● **Work item**: For the records below, print the lines from the line with "Computed with Ansatz" through the line with "Times are rough, for" exactly as written; include both end lines and exclude the rest.

****

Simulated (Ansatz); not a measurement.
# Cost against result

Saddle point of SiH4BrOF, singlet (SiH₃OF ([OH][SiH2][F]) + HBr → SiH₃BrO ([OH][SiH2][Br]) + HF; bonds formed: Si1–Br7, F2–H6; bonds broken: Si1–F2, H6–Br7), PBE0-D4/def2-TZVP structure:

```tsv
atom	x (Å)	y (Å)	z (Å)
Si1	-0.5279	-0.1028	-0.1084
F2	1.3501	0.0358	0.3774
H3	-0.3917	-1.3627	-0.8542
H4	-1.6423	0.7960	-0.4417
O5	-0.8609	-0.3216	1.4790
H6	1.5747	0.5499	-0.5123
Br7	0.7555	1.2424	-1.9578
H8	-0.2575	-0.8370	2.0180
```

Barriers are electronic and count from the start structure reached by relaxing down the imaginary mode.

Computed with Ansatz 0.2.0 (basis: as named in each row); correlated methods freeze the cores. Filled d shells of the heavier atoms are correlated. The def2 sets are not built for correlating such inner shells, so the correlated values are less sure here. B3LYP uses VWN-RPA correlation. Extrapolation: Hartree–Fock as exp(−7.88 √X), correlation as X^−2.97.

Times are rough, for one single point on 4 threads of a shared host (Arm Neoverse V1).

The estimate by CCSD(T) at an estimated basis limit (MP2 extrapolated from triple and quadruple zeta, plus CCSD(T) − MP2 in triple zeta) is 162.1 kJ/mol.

****

● **Expected answer**:
Computed with Ansatz 0.2.0 (basis: as named in each row); correlated methods freeze the cores. Filled d shells of the heavier atoms are correlated. The def2 sets are not built for correlating such inner shells, so the correlated values are less sure here. B3LYP uses VWN-RPA correlation. Extrapolation: Hartree–Fock as exp(−7.88 √X), correlation as X^−2.97.

Times are rough, for one single point on 4 threads of a shared host (Arm Neoverse V1).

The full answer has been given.